● ● ● ● ●

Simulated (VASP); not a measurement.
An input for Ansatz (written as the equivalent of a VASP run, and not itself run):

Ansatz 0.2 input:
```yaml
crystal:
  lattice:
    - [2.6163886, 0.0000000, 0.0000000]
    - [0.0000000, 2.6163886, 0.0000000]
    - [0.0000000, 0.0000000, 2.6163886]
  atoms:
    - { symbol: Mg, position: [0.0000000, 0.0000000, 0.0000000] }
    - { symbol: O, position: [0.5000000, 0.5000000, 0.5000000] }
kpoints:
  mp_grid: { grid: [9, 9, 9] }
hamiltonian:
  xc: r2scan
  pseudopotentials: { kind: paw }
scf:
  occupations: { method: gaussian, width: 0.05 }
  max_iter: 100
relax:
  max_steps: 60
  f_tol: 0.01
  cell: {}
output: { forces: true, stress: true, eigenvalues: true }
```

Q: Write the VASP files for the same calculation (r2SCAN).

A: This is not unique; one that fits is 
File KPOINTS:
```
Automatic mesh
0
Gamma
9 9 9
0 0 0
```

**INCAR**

● ● ● ● ●

### ASSIGNMENT
Transcribe the listing in full, keeping every line exact.

### TASK ANSWER
Simulated (VASP); not a measurement.
An input for Ansatz (written as the equivalent of a VASP run, and not itself run):

Ansatz 0.2 input:
```yaml
crystal:
  lattice:
    - [2.6163886, 0.0000000, 0.0000000]
    - [0.0000000, 2.6163886, 0.0000000]
    - [0.0000000, 0.0000000, 2.6163886]
  atoms:
    - { symbol: Mg, position: [0.0000000, 0.0000000, 0.0000000] }
    - { symbol: O, position: [0.5000000, 0.5000000, 0.5000000] }
kpoints:
  mp_grid: { grid: [9, 9, 9] }
hamiltonian:
  xc: r2scan
  pseudopotentials: { kind: paw }
scf:
  occupations: { method: gaussian, width: 0.05 }
  max_iter: 100
relax:
  max_steps: 60
  f_tol: 0.01
  cell: {}
output: { forces: true, stress: true, eigenvalues: true }
```

Q: Write the VASP files for the same calculation (r2SCAN).

A: This is not unique; one that fits is 
File KPOINTS:
```
Automatic mesh
0
Gamma
9 9 9
0 0 0
```

**INCAR**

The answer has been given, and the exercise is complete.